WORK TASK — Nothing may be left out, so copy every entry exactly.

-- Opening Marker --

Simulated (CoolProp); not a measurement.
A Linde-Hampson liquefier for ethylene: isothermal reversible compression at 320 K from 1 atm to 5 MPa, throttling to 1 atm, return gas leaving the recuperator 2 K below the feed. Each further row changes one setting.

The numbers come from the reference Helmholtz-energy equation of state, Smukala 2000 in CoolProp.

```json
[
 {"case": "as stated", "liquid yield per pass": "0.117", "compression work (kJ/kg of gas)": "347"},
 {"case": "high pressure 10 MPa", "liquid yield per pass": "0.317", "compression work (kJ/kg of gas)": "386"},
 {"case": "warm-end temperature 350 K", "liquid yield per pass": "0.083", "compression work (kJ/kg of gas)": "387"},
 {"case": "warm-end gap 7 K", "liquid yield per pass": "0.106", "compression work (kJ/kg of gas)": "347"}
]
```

-- Closing Marker --

RESPONSE AREA —
Simulated (CoolProp); not a measurement.
A Linde-Hampson liquefier for ethylene: isothermal reversible compression at 320 K from 1 atm to 5 MPa, throttling to 1 atm, return gas leaving the recuperator 2 K below the feed. Each further row changes one setting.

The numbers come from the reference Helmholtz-energy equation of state, Smukala 2000 in CoolProp.

```json
[
 {"case": "as stated", "liquid yield per pass": "0.117", "compression work (kJ/kg of gas)": "347"},
 {"case": "high pressure 10 MPa", "liquid yield per pass": "0.317", "compression work (kJ/kg of gas)": "386"},
 {"case": "warm-end temperature 350 K", "liquid yield per pass": "0.083", "compression work (kJ/kg of gas)": "387"},
 {"case": "warm-end gap 7 K", "liquid yield per pass": "0.106", "compression work (kJ/kg of gas)": "347"}
]
```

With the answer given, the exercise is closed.